════════════════════
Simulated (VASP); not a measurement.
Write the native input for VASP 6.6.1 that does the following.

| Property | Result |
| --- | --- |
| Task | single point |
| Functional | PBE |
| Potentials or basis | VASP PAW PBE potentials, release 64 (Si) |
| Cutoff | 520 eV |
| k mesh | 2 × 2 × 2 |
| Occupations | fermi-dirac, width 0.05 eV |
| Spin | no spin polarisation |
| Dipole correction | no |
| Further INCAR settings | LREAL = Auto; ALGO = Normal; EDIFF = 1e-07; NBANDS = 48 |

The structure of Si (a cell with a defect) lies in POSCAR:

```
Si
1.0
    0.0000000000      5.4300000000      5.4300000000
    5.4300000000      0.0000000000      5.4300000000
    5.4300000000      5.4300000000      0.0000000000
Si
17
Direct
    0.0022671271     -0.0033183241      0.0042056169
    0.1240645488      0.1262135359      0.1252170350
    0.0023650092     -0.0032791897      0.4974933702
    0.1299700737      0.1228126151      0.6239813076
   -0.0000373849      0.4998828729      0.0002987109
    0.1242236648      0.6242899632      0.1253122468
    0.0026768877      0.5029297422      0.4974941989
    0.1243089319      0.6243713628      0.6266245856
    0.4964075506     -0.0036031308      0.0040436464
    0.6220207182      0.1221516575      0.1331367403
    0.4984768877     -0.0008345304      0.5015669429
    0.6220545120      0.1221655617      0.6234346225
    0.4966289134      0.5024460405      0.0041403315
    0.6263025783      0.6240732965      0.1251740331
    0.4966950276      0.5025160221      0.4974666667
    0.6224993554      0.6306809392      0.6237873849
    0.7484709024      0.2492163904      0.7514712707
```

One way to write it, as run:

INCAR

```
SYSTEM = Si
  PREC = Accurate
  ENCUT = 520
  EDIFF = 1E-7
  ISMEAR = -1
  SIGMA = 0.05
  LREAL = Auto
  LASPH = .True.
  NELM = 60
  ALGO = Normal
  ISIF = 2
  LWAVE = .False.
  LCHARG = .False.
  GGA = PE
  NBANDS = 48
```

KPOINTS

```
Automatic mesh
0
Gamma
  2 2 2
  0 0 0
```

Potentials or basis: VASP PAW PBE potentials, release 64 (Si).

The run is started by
════════════════════

Work task
In the entries above, find the line with "One way to write" and the line with "Potentials or basis: VASP", then set down exactly those two and every line between them, nothing else.

Exercise answer
One way to write it, as run:

INCAR

```
SYSTEM = Si
  PREC = Accurate
  ENCUT = 520
  EDIFF = 1E-7
  ISMEAR = -1
  SIGMA = 0.05
  LREAL = Auto
  LASPH = .True.
  NELM = 60
  ALGO = Normal
  ISIF = 2
  LWAVE = .False.
  LCHARG = .False.
  GGA = PE
  NBANDS = 48
```

KPOINTS

```
Automatic mesh
0
Gamma
  2 2 2
  0 0 0
```

Potentials or basis: VASP PAW PBE potentials, release 64 (Si).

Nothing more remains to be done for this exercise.